WORK ORDER: Every record must be written out once more, with nothing added or omitted.

INPUT DATA:
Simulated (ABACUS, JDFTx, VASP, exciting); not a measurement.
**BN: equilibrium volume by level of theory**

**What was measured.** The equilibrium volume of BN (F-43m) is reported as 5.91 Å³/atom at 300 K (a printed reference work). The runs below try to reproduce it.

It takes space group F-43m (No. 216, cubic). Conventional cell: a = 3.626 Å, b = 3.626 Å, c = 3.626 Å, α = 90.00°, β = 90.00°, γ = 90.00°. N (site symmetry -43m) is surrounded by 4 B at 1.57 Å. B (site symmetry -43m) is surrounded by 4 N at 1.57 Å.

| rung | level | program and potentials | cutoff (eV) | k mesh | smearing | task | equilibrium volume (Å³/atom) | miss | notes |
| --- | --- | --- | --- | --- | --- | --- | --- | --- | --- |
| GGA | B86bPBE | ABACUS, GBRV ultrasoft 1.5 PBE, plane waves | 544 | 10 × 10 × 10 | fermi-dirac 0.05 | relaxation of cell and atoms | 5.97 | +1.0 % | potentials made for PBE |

WRITTEN RESPONSE:
Simulated (ABACUS, JDFTx, VASP, exciting); not a measurement.
**BN: equilibrium volume by level of theory**

**What was measured.** The equilibrium volume of BN (F-43m) is reported as 5.91 Å³/atom at 300 K (a printed reference work). The runs below try to reproduce it.

It takes space group F-43m (No. 216, cubic). Conventional cell: a = 3.626 Å, b = 3.626 Å, c = 3.626 Å, α = 90.00°, β = 90.00°, γ = 90.00°. N (site symmetry -43m) is surrounded by 4 B at 1.57 Å. B (site symmetry -43m) is surrounded by 4 N at 1.57 Å.

| rung | level | program and potentials | cutoff (eV) | k mesh | smearing | task | equilibrium volume (Å³/atom) | miss | notes |
| --- | --- | --- | --- | --- | --- | --- | --- | --- | --- |
| GGA | B86bPBE | ABACUS, GBRV ultrasoft 1.5 PBE, plane waves | 544 | 10 × 10 × 10 | fermi-dirac 0.05 | relaxation of cell and atoms | 5.97 | +1.0 % | potentials made for PBE |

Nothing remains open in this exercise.